* _ACTIVITY_: Find the line with "Its results: band" and the line with "PBEsol binds more" in the entries below; output exactly those two lines, every line between them, and no others.

* _DATA LISTING_:
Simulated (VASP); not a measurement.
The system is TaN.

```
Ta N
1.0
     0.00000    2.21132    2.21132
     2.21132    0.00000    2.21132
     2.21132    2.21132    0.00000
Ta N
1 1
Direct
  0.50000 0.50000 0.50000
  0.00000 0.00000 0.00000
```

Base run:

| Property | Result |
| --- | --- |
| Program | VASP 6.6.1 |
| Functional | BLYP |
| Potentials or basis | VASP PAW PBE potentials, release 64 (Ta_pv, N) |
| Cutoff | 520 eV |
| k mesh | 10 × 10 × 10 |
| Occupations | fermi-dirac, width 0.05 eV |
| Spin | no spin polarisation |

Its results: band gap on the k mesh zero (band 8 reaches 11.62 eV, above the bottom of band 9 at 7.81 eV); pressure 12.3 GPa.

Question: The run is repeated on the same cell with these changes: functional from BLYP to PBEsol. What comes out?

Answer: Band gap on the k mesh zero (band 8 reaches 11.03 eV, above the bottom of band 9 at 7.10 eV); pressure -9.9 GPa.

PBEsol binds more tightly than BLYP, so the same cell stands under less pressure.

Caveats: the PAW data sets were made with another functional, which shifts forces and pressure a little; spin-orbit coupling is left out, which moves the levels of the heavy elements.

* _WRITTEN RESPONSE_:
Its results: band gap on the k mesh zero (band 8 reaches 11.62 eV, above the bottom of band 9 at 7.81 eV); pressure 12.3 GPa.

Question: The run is repeated on the same cell with these changes: functional from BLYP to PBEsol. What comes out?

Answer: Band gap on the k mesh zero (band 8 reaches 11.03 eV, above the bottom of band 9 at 7.10 eV); pressure -9.9 GPa.

PBEsol binds more tightly than BLYP, so the same cell stands under less pressure.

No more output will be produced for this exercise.